:: Entries shown ::
------------------------------------------------------------------------

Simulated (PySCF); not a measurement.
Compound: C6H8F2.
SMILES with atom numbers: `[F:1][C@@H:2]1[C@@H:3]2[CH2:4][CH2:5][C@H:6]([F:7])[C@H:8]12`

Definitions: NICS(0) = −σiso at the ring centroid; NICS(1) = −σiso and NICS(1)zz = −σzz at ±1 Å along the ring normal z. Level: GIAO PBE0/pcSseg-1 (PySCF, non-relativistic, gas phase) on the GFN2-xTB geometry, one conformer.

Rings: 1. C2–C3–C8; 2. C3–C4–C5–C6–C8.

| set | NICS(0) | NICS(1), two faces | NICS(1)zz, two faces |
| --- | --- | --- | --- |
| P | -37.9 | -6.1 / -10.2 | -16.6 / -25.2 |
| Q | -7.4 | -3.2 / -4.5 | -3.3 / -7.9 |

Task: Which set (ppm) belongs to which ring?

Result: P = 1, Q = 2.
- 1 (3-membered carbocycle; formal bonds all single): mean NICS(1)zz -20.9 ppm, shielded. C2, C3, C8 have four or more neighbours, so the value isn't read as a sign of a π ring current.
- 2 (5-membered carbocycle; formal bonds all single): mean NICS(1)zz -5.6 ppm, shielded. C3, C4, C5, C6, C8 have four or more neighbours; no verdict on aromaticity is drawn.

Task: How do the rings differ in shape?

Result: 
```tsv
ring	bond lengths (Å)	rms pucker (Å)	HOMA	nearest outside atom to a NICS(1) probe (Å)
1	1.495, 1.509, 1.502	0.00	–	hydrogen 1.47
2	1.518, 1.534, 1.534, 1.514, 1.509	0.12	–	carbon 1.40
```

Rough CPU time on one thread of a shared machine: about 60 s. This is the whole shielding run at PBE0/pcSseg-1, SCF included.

------------------------------------------------------------------------

:: Assignment ::
Only an exact copy of the listing above, from its first line up to and including the line with "- 1 (3-membered", counts as the answer.

:: Exercise solution ::
Simulated (PySCF); not a measurement.
Compound: C6H8F2.
SMILES with atom numbers: `[F:1][C@@H:2]1[C@@H:3]2[CH2:4][CH2:5][C@H:6]([F:7])[C@H:8]12`

Definitions: NICS(0) = −σiso at the ring centroid; NICS(1) = −σiso and NICS(1)zz = −σzz at ±1 Å along the ring normal z. Level: GIAO PBE0/pcSseg-1 (PySCF, non-relativistic, gas phase) on the GFN2-xTB geometry, one conformer.

Rings: 1. C2–C3–C8; 2. C3–C4–C5–C6–C8.

| set | NICS(0) | NICS(1), two faces | NICS(1)zz, two faces |
| --- | --- | --- | --- |
| P | -37.9 | -6.1 / -10.2 | -16.6 / -25.2 |
| Q | -7.4 | -3.2 / -4.5 | -3.3 / -7.9 |

Task: Which set (ppm) belongs to which ring?

Result: P = 1, Q = 2.
- 1 (3-membered carbocycle; formal bonds all single): mean NICS(1)zz -20.9 ppm, shielded. C2, C3, C8 have four or more neighbours, so the value isn't read as a sign of a π ring current.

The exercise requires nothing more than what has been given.